### Data to examine
-=-=-=-=-
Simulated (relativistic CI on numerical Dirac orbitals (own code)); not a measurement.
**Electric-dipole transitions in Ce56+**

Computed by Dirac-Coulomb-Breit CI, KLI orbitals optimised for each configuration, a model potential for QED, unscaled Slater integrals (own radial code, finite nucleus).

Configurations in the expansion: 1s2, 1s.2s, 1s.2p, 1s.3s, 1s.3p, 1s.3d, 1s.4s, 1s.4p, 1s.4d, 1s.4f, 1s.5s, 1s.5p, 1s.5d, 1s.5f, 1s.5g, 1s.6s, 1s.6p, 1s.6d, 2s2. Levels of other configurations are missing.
-=-=-=-=-

### Work order
Return exactly, please, the lines of the material from the first one down to and including the line where "Computed by Dirac-Coulomb-Breit" appears.

### Response box
Simulated (relativistic CI on numerical Dirac orbitals (own code)); not a measurement.
**Electric-dipole transitions in Ce56+**

Computed by Dirac-Coulomb-Breit CI, KLI orbitals optimised for each configuration, a model potential for QED, unscaled Slater integrals (own radial code, finite nucleus).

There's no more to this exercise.